Exercise. The line containing "Vertical excitations." marks the end; copy exactly all lines from the start of the material up to and including it.

(Dataset extract)

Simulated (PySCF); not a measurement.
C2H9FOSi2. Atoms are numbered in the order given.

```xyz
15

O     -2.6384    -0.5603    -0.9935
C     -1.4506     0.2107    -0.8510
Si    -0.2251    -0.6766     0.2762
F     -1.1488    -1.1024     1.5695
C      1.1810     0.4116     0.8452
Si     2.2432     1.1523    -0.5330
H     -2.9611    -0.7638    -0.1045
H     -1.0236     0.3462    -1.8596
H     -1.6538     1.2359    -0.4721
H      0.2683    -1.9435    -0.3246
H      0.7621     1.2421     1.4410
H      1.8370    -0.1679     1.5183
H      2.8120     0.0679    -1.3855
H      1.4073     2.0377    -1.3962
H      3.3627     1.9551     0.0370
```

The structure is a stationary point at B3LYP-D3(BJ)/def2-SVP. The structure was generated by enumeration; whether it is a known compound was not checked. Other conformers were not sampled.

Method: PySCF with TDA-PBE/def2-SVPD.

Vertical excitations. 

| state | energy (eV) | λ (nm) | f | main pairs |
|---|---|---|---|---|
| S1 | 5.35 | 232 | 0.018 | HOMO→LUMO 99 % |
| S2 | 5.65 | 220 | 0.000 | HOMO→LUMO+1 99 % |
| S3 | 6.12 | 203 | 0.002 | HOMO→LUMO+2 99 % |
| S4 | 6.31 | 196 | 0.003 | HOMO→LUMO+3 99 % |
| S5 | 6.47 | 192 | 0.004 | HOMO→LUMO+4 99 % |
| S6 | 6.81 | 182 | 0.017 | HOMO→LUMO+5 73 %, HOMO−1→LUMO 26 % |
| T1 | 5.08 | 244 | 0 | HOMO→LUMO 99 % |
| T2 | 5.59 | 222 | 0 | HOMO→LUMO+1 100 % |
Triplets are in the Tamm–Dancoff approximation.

(End Dataset extract)

Response box.
Simulated (PySCF); not a measurement.
C2H9FOSi2. Atoms are numbered in the order given.

```xyz
15

O     -2.6384    -0.5603    -0.9935
C     -1.4506     0.2107    -0.8510
Si    -0.2251    -0.6766     0.2762
F     -1.1488    -1.1024     1.5695
C      1.1810     0.4116     0.8452
Si     2.2432     1.1523    -0.5330
H     -2.9611    -0.7638    -0.1045
H     -1.0236     0.3462    -1.8596
H     -1.6538     1.2359    -0.4721
H      0.2683    -1.9435    -0.3246
H      0.7621     1.2421     1.4410
H      1.8370    -0.1679     1.5183
H      2.8120     0.0679    -1.3855
H      1.4073     2.0377    -1.3962
H      3.3627     1.9551     0.0370
```

The structure is a stationary point at B3LYP-D3(BJ)/def2-SVP. The structure was generated by enumeration; whether it is a known compound was not checked. Other conformers were not sampled.

Method: PySCF with TDA-PBE/def2-SVPD.

Vertical excitations. 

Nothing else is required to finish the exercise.